DATASET
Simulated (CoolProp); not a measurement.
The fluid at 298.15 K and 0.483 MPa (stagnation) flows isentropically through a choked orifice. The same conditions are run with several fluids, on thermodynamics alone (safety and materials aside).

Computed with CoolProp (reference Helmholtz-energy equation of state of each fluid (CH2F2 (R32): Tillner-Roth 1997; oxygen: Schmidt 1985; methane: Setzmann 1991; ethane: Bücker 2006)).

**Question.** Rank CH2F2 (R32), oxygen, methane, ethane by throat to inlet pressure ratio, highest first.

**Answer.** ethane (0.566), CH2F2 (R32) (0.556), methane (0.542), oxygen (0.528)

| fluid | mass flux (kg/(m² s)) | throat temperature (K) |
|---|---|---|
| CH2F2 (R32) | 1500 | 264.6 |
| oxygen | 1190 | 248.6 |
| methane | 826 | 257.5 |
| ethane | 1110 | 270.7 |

ASSIGNED TASK
The response must consist solely of the lines from the first line of the entries through the line containing "826 | 257.5 |", repeated exactly.

SOLUTION
Simulated (CoolProp); not a measurement.
The fluid at 298.15 K and 0.483 MPa (stagnation) flows isentropically through a choked orifice. The same conditions are run with several fluids, on thermodynamics alone (safety and materials aside).

Computed with CoolProp (reference Helmholtz-energy equation of state of each fluid (CH2F2 (R32): Tillner-Roth 1997; oxygen: Schmidt 1985; methane: Setzmann 1991; ethane: Bücker 2006)).

**Question.** Rank CH2F2 (R32), oxygen, methane, ethane by throat to inlet pressure ratio, highest first.

**Answer.** ethane (0.566), CH2F2 (R32) (0.556), methane (0.542), oxygen (0.528)

| fluid | mass flux (kg/(m² s)) | throat temperature (K) |
|---|---|---|
| CH2F2 (R32) | 1500 | 264.6 |
| oxygen | 1190 | 248.6 |
| methane | 826 | 257.5 |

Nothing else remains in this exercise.